STUDY MATERIAL:
══════════════════════════════

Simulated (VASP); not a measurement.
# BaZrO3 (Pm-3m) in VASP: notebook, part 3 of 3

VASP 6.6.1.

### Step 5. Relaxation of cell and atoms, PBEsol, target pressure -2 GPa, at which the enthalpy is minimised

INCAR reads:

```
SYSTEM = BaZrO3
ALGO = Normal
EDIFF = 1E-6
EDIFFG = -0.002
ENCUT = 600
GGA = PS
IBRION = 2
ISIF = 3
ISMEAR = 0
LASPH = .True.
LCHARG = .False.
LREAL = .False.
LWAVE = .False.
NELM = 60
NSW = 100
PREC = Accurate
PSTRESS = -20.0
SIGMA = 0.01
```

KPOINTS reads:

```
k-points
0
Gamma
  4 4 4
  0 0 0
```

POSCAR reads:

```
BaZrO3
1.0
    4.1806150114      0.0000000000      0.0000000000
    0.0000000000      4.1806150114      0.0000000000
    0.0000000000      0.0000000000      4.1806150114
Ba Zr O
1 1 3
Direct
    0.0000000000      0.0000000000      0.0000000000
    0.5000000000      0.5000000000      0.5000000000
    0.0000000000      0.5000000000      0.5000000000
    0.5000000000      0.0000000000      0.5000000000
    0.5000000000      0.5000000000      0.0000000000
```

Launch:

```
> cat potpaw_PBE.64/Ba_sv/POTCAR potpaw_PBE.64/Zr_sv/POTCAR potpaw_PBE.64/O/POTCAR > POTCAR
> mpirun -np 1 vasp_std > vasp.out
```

══════════════════════════════

REQUIRED ACTION: All of the material is to be retyped verbatim.

SOLUTION:
Simulated (VASP); not a measurement.
# BaZrO3 (Pm-3m) in VASP: notebook, part 3 of 3

VASP 6.6.1.

### Step 5. Relaxation of cell and atoms, PBEsol, target pressure -2 GPa, at which the enthalpy is minimised

INCAR reads:

```
SYSTEM = BaZrO3
ALGO = Normal
EDIFF = 1E-6
EDIFFG = -0.002
ENCUT = 600
GGA = PS
IBRION = 2
ISIF = 3
ISMEAR = 0
LASPH = .True.
LCHARG = .False.
LREAL = .False.
LWAVE = .False.
NELM = 60
NSW = 100
PREC = Accurate
PSTRESS = -20.0
SIGMA = 0.01
```

KPOINTS reads:

```
k-points
0
Gamma
  4 4 4
  0 0 0
```

POSCAR reads:

```
BaZrO3
1.0
    4.1806150114      0.0000000000      0.0000000000
    0.0000000000      4.1806150114      0.0000000000
    0.0000000000      0.0000000000      4.1806150114
Ba Zr O
1 1 3
Direct
    0.0000000000      0.0000000000      0.0000000000
    0.5000000000      0.5000000000      0.5000000000
    0.0000000000      0.5000000000      0.5000000000
    0.5000000000      0.0000000000      0.5000000000
    0.5000000000      0.5000000000      0.0000000000
```

Launch:

```
> cat potpaw_PBE.64/Ba_sv/POTCAR potpaw_PBE.64/Zr_sv/POTCAR potpaw_PBE.64/O/POTCAR > POTCAR
> mpirun -np 1 vasp_std > vasp.out
```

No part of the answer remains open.